Start of Block

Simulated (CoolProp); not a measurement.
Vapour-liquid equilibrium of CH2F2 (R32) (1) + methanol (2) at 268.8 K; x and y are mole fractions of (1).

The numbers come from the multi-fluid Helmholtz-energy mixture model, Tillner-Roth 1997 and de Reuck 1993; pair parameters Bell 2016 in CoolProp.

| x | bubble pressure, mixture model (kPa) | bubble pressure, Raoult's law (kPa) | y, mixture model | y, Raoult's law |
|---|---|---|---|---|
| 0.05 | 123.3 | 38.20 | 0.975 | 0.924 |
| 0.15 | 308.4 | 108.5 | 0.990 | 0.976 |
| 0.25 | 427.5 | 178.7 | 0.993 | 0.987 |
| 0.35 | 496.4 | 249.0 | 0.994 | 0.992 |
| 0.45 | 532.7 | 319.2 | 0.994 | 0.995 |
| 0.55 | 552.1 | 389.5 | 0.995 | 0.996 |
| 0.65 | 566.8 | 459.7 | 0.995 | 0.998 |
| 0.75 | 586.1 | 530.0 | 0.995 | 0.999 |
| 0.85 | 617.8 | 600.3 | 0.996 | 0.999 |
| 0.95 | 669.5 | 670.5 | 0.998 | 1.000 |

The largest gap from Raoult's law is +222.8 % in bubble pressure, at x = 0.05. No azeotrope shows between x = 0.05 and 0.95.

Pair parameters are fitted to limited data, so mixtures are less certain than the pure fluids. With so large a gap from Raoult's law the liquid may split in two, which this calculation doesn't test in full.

End of Block

#### [Work request]
Would you please transcribe the lines above exactly, starting with the first line of the material and ending with the line that has "0.998 | 1.000 |"?

#### [Exercise solution]
Simulated (CoolProp); not a measurement.
Vapour-liquid equilibrium of CH2F2 (R32) (1) + methanol (2) at 268.8 K; x and y are mole fractions of (1).

The numbers come from the multi-fluid Helmholtz-energy mixture model, Tillner-Roth 1997 and de Reuck 1993; pair parameters Bell 2016 in CoolProp.

| x | bubble pressure, mixture model (kPa) | bubble pressure, Raoult's law (kPa) | y, mixture model | y, Raoult's law |
|---|---|---|---|---|
| 0.05 | 123.3 | 38.20 | 0.975 | 0.924 |
| 0.15 | 308.4 | 108.5 | 0.990 | 0.976 |
| 0.25 | 427.5 | 178.7 | 0.993 | 0.987 |
| 0.35 | 496.4 | 249.0 | 0.994 | 0.992 |
| 0.45 | 532.7 | 319.2 | 0.994 | 0.995 |
| 0.55 | 552.1 | 389.5 | 0.995 | 0.996 |
| 0.65 | 566.8 | 459.7 | 0.995 | 0.998 |
| 0.75 | 586.1 | 530.0 | 0.995 | 0.999 |
| 0.85 | 617.8 | 600.3 | 0.996 | 0.999 |
| 0.95 | 669.5 | 670.5 | 0.998 | 1.000 |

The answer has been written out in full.